Your task is to give the entries back exactly, leaving nothing out.

==== LISTED ENTRIES

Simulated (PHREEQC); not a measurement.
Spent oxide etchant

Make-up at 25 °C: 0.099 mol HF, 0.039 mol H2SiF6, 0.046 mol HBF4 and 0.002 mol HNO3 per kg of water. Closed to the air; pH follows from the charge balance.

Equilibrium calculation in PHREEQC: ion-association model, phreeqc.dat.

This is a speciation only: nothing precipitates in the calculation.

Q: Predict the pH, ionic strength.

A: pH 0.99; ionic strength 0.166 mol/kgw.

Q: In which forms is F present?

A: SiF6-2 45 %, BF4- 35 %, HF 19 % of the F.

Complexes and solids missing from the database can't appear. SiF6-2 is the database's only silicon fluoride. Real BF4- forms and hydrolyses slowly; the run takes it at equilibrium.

========

TASK RESULT:
Simulated (PHREEQC); not a measurement.
Spent oxide etchant

Make-up at 25 °C: 0.099 mol HF, 0.039 mol H2SiF6, 0.046 mol HBF4 and 0.002 mol HNO3 per kg of water. Closed to the air; pH follows from the charge balance.

Equilibrium calculation in PHREEQC: ion-association model, phreeqc.dat.

This is a speciation only: nothing precipitates in the calculation.

Q: Predict the pH, ionic strength.

A: pH 0.99; ionic strength 0.166 mol/kgw.

Q: In which forms is F present?

A: SiF6-2 45 %, BF4- 35 %, HF 19 % of the F.

Complexes and solids missing from the database can't appear. SiF6-2 is the database's only silicon fluoride. Real BF4- forms and hydrolyses slowly; the run takes it at equilibrium.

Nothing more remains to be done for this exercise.